● **DATASET CONTENT**
━━━━━━━━

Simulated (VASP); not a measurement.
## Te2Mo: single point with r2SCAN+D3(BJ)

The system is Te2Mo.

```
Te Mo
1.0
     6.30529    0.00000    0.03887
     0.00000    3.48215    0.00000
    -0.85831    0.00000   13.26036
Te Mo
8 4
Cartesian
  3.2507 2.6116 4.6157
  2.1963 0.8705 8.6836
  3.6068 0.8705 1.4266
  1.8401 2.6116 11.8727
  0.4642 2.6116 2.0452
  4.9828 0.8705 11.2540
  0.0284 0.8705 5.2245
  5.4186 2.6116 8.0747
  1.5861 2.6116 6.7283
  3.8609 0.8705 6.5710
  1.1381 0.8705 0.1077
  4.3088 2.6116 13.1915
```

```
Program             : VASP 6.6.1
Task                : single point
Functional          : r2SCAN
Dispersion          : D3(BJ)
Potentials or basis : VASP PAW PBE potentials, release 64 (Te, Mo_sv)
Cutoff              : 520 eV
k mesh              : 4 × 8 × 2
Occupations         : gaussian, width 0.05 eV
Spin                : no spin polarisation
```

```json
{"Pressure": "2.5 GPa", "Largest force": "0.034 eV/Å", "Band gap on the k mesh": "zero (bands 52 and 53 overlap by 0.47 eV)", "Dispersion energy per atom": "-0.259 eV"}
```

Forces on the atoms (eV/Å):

━━━━━━━━

● **WORK TASK**
What is needed here is an exact copy of every record.

● **EXERCISE SOLUTION**
Simulated (VASP); not a measurement.
## Te2Mo: single point with r2SCAN+D3(BJ)

The system is Te2Mo.

```
Te Mo
1.0
     6.30529    0.00000    0.03887
     0.00000    3.48215    0.00000
    -0.85831    0.00000   13.26036
Te Mo
8 4
Cartesian
  3.2507 2.6116 4.6157
  2.1963 0.8705 8.6836
  3.6068 0.8705 1.4266
  1.8401 2.6116 11.8727
  0.4642 2.6116 2.0452
  4.9828 0.8705 11.2540
  0.0284 0.8705 5.2245
  5.4186 2.6116 8.0747
  1.5861 2.6116 6.7283
  3.8609 0.8705 6.5710
  1.1381 0.8705 0.1077
  4.3088 2.6116 13.1915
```

```
Program             : VASP 6.6.1
Task                : single point
Functional          : r2SCAN
Dispersion          : D3(BJ)
Potentials or basis : VASP PAW PBE potentials, release 64 (Te, Mo_sv)
Cutoff              : 520 eV
k mesh              : 4 × 8 × 2
Occupations         : gaussian, width 0.05 eV
Spin                : no spin polarisation
```

```json
{"Pressure": "2.5 GPa", "Largest force": "0.034 eV/Å", "Band gap on the k mesh": "zero (bands 52 and 53 overlap by 0.47 eV)", "Dispersion energy per atom": "-0.259 eV"}
```

Forces on the atoms (eV/Å):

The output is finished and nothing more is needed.